Action item. Transcribe the listing below only from the line with "## Racah parameters" up to and including the line with "4. ²H − ⁴F = 9B + 3C = 11070 cm⁻¹.".

#### Dataset ####

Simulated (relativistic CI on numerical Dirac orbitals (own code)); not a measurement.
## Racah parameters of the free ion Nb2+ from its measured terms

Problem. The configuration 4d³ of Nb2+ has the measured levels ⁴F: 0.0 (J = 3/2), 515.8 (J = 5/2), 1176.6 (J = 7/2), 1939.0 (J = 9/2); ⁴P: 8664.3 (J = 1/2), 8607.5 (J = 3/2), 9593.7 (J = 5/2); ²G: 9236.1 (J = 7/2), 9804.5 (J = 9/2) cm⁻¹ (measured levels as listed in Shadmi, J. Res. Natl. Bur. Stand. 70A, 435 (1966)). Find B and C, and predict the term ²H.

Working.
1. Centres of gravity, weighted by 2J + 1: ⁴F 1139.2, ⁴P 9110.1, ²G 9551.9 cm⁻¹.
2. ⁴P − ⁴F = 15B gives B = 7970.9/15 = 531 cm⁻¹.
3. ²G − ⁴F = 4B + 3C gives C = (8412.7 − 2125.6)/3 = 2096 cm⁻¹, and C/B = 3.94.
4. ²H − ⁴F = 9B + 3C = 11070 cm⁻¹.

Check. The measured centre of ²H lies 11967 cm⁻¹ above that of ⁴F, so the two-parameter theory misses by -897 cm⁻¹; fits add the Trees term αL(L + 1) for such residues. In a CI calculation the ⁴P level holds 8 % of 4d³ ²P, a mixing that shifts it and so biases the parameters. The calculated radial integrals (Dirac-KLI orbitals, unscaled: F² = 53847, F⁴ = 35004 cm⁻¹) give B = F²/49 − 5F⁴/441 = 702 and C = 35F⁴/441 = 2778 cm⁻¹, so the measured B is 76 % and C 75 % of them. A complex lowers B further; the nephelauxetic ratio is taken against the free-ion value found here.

####

Response box.
## Racah parameters of the free ion Nb2+ from its measured terms

Problem. The configuration 4d³ of Nb2+ has the measured levels ⁴F: 0.0 (J = 3/2), 515.8 (J = 5/2), 1176.6 (J = 7/2), 1939.0 (J = 9/2); ⁴P: 8664.3 (J = 1/2), 8607.5 (J = 3/2), 9593.7 (J = 5/2); ²G: 9236.1 (J = 7/2), 9804.5 (J = 9/2) cm⁻¹ (measured levels as listed in Shadmi, J. Res. Natl. Bur. Stand. 70A, 435 (1966)). Find B and C, and predict the term ²H.

Working.
1. Centres of gravity, weighted by 2J + 1: ⁴F 1139.2, ⁴P 9110.1, ²G 9551.9 cm⁻¹.
2. ⁴P − ⁴F = 15B gives B = 7970.9/15 = 531 cm⁻¹.
3. ²G − ⁴F = 4B + 3C gives C = (8412.7 − 2125.6)/3 = 2096 cm⁻¹, and C/B = 3.94.
4. ²H − ⁴F = 9B + 3C = 11070 cm⁻¹.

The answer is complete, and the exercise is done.